◆ Assigned task
Word for word, give every line of the listing again.

◆ Supplied information
┌────────

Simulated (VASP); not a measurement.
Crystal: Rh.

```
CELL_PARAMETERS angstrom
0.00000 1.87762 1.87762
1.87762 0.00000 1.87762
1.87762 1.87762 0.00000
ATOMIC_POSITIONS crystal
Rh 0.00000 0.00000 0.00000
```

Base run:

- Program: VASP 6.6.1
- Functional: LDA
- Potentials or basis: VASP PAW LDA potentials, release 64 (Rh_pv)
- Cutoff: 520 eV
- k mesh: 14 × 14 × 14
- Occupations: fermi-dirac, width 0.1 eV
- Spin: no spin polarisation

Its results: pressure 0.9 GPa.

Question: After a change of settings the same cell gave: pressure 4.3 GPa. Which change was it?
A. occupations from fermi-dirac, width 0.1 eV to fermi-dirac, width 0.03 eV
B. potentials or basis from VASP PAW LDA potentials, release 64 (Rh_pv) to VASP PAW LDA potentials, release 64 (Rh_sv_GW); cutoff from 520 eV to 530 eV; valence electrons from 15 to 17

└────────

◆ Written answer
Simulated (VASP); not a measurement.
Crystal: Rh.

```
CELL_PARAMETERS angstrom
0.00000 1.87762 1.87762
1.87762 0.00000 1.87762
1.87762 1.87762 0.00000
ATOMIC_POSITIONS crystal
Rh 0.00000 0.00000 0.00000
```

Base run:

- Program: VASP 6.6.1
- Functional: LDA
- Potentials or basis: VASP PAW LDA potentials, release 64 (Rh_pv)
- Cutoff: 520 eV
- k mesh: 14 × 14 × 14
- Occupations: fermi-dirac, width 0.1 eV
- Spin: no spin polarisation

Its results: pressure 0.9 GPa.

Question: After a change of settings the same cell gave: pressure 4.3 GPa. Which change was it?
A. occupations from fermi-dirac, width 0.1 eV to fermi-dirac, width 0.03 eV
B. potentials or basis from VASP PAW LDA potentials, release 64 (Rh_pv) to VASP PAW LDA potentials, release 64 (Rh_sv_GW); cutoff from 520 eV to 530 eV; valence electrons from 15 to 17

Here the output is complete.